Information shown>
▼

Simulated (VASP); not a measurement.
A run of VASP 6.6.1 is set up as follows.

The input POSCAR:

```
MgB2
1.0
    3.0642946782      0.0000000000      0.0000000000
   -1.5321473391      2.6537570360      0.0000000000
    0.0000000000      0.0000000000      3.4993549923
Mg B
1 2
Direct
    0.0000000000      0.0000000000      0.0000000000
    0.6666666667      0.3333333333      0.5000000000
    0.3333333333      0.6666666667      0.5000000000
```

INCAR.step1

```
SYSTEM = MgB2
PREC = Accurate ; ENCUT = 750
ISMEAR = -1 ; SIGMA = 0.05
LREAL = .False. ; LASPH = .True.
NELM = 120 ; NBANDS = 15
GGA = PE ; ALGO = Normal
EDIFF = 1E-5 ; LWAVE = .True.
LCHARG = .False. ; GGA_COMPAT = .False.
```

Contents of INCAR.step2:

▲

Work task> Every entry above, from first to last, should be repeated exactly.

Exercise solution>
Simulated (VASP); not a measurement.
A run of VASP 6.6.1 is set up as follows.

The input POSCAR:

```
MgB2
1.0
    3.0642946782      0.0000000000      0.0000000000
   -1.5321473391      2.6537570360      0.0000000000
    0.0000000000      0.0000000000      3.4993549923
Mg B
1 2
Direct
    0.0000000000      0.0000000000      0.0000000000
    0.6666666667      0.3333333333      0.5000000000
    0.3333333333      0.6666666667      0.5000000000
```

INCAR.step1

```
SYSTEM = MgB2
PREC = Accurate ; ENCUT = 750
ISMEAR = -1 ; SIGMA = 0.05
LREAL = .False. ; LASPH = .True.
NELM = 120 ; NBANDS = 15
GGA = PE ; ALGO = Normal
EDIFF = 1E-5 ; LWAVE = .True.
LCHARG = .False. ; GGA_COMPAT = .False.
```

Contents of INCAR.step2:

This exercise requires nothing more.